Down to the last character, repeat the data that follows.

[RECORDS SHOWN]

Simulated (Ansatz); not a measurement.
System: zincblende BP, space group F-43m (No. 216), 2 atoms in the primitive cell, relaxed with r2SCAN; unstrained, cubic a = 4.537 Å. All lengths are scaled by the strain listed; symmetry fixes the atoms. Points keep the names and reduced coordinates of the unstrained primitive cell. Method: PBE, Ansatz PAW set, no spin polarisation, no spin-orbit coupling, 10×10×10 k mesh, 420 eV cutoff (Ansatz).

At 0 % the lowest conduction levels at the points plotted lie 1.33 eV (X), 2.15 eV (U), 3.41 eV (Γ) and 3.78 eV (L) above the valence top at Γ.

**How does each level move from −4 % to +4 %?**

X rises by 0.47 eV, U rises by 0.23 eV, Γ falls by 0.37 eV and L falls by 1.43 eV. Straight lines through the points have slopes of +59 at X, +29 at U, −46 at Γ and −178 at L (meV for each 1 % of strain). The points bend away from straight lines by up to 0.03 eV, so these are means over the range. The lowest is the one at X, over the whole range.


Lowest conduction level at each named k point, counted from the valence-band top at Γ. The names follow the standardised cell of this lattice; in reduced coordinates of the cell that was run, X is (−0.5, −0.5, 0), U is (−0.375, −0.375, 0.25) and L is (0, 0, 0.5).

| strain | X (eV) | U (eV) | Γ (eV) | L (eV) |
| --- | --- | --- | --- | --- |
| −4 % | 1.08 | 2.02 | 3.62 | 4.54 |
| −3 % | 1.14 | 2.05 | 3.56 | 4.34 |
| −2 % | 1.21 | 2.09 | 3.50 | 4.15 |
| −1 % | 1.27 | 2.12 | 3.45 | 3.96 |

[/RECORDS SHOWN]

= EXERCISE RESULT =
Simulated (Ansatz); not a measurement.
System: zincblende BP, space group F-43m (No. 216), 2 atoms in the primitive cell, relaxed with r2SCAN; unstrained, cubic a = 4.537 Å. All lengths are scaled by the strain listed; symmetry fixes the atoms. Points keep the names and reduced coordinates of the unstrained primitive cell. Method: PBE, Ansatz PAW set, no spin polarisation, no spin-orbit coupling, 10×10×10 k mesh, 420 eV cutoff (Ansatz).

At 0 % the lowest conduction levels at the points plotted lie 1.33 eV (X), 2.15 eV (U), 3.41 eV (Γ) and 3.78 eV (L) above the valence top at Γ.

**How does each level move from −4 % to +4 %?**

X rises by 0.47 eV, U rises by 0.23 eV, Γ falls by 0.37 eV and L falls by 1.43 eV. Straight lines through the points have slopes of +59 at X, +29 at U, −46 at Γ and −178 at L (meV for each 1 % of strain). The points bend away from straight lines by up to 0.03 eV, so these are means over the range. The lowest is the one at X, over the whole range.


Lowest conduction level at each named k point, counted from the valence-band top at Γ. The names follow the standardised cell of this lattice; in reduced coordinates of the cell that was run, X is (−0.5, −0.5, 0), U is (−0.375, −0.375, 0.25) and L is (0, 0, 0.5).

| strain | X (eV) | U (eV) | Γ (eV) | L (eV) |
| --- | --- | --- | --- | --- |
| −4 % | 1.08 | 2.02 | 3.62 | 4.54 |
| −3 % | 1.14 | 2.05 | 3.56 | 4.34 |
| −2 % | 1.21 | 2.09 | 3.50 | 4.15 |
| −1 % | 1.27 | 2.12 | 3.45 | 3.96 |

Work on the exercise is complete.